• WORK ITEM
All that should be output is the block of lines below from the line with "Stress tensor (GPa, compression" to the line with "17 | band 18 |", both included, exactly as written.

• SUPPLIED MATERIAL
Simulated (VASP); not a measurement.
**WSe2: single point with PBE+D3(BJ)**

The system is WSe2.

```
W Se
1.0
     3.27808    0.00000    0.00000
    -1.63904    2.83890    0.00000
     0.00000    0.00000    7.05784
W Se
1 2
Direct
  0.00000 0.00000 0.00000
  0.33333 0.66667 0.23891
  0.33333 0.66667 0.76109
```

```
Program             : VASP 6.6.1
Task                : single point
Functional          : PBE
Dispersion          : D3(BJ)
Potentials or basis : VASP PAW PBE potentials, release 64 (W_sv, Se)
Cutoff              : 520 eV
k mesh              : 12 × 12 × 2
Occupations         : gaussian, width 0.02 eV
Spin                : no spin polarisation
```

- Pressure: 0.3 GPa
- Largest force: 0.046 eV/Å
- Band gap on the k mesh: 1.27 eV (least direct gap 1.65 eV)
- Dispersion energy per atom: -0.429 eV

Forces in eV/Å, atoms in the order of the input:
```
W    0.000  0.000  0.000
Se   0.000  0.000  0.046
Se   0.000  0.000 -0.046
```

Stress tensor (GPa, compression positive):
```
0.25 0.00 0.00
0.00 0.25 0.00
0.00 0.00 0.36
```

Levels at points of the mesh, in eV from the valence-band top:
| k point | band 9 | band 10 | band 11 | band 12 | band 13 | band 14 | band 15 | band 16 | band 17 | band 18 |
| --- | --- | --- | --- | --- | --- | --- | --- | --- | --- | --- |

• TASK RESULT
Stress tensor (GPa, compression positive):
```
0.25 0.00 0.00
0.00 0.25 0.00
0.00 0.00 0.36
```

Levels at points of the mesh, in eV from the valence-band top:
| k point | band 9 | band 10 | band 11 | band 12 | band 13 | band 14 | band 15 | band 16 | band 17 | band 18 |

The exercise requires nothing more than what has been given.